*** DATASET RECORDS

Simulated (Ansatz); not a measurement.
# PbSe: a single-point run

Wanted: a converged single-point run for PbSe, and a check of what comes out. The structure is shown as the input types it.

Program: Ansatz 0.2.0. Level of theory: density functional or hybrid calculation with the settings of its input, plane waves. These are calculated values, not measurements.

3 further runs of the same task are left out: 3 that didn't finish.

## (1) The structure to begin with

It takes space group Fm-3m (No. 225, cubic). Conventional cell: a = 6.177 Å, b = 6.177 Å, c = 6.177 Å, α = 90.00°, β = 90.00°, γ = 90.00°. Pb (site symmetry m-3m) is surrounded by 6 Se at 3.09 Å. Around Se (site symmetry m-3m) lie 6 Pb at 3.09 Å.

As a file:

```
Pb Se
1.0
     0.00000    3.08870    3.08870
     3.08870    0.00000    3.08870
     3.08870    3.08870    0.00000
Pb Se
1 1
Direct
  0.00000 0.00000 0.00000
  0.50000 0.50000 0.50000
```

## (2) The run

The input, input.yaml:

******

> ASSIGNED TASK
From the line that has "## (1) The structure to begin with" through the line that has "## (2) The run", copy every line exactly as it appears above, and leave out all others.

> RESPONSE
## (1) The structure to begin with

It takes space group Fm-3m (No. 225, cubic). Conventional cell: a = 6.177 Å, b = 6.177 Å, c = 6.177 Å, α = 90.00°, β = 90.00°, γ = 90.00°. Pb (site symmetry m-3m) is surrounded by 6 Se at 3.09 Å. Around Se (site symmetry m-3m) lie 6 Pb at 3.09 Å.

As a file:

```
Pb Se
1.0
     0.00000    3.08870    3.08870
     3.08870    0.00000    3.08870
     3.08870    3.08870    0.00000
Pb Se
1 1
Direct
  0.00000 0.00000 0.00000
  0.50000 0.50000 0.50000
```

## (2) The run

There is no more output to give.